◆ REQUIREMENT
Every line of the material below needs to be written out exactly, please.

◆ GIVEN DATA
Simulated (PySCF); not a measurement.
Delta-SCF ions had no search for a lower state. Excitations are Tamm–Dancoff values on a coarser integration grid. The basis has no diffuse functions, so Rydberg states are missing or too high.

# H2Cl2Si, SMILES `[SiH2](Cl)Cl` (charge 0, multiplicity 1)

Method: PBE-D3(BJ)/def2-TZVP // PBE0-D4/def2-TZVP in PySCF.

◆ EXERCISE RESPONSE
Simulated (PySCF); not a measurement.
Delta-SCF ions had no search for a lower state. Excitations are Tamm–Dancoff values on a coarser integration grid. The basis has no diffuse functions, so Rydberg states are missing or too high.

# H2Cl2Si, SMILES `[SiH2](Cl)Cl` (charge 0, multiplicity 1)

Method: PBE-D3(BJ)/def2-TZVP // PBE0-D4/def2-TZVP in PySCF.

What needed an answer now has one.